§ WORK REQUEST: Return the entries in full, exactly as they were written.

◇ ◇ ◇ ◇

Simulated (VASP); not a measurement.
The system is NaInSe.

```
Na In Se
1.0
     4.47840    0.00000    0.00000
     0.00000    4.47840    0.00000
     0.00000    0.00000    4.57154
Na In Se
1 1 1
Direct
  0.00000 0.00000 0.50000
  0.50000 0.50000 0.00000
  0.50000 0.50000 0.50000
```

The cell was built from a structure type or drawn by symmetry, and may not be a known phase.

◇ ◇ ◇ ◇

§ PROBLEM SOLUTION:
Simulated (VASP); not a measurement.
The system is NaInSe.

```
Na In Se
1.0
     4.47840    0.00000    0.00000
     0.00000    4.47840    0.00000
     0.00000    0.00000    4.57154
Na In Se
1 1 1
Direct
  0.00000 0.00000 0.50000
  0.50000 0.50000 0.00000
  0.50000 0.50000 0.50000
```

The cell was built from a structure type or drawn by symmetry, and may not be a known phase.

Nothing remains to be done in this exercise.